[MATERIAL SHOWN]
-.-.-

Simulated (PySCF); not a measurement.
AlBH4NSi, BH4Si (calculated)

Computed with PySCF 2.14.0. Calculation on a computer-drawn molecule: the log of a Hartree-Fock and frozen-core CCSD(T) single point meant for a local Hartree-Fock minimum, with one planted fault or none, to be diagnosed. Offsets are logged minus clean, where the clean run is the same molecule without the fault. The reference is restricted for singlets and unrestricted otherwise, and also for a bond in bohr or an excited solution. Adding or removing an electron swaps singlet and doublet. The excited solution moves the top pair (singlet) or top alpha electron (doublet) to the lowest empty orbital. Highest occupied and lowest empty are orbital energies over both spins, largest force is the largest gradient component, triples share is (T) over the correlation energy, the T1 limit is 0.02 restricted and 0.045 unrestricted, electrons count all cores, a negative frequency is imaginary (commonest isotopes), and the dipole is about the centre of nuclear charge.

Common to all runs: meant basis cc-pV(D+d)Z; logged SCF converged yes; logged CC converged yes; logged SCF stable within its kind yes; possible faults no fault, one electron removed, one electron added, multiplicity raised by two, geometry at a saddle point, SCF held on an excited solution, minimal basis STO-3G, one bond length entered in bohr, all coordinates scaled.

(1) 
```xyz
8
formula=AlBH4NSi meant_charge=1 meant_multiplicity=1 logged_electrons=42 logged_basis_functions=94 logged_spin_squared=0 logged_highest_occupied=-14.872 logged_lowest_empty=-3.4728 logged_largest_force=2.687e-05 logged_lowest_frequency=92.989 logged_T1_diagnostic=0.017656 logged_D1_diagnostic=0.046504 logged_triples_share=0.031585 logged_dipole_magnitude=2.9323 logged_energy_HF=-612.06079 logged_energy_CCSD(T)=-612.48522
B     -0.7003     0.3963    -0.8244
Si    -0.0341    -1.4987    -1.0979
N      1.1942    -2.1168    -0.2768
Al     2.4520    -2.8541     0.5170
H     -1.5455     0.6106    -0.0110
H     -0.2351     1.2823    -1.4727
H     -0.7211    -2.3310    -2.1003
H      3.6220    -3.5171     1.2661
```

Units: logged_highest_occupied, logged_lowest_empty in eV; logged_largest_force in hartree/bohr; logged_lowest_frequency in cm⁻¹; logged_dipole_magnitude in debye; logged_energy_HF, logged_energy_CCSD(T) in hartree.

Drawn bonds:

-.-.-

Take the entries above and copy them exactly from the first line through the line with "AlBH4NSi, BH4Si (calculated)"; leave out every line after it.

Simulated (PySCF); not a measurement.
AlBH4NSi, BH4Si (calculated)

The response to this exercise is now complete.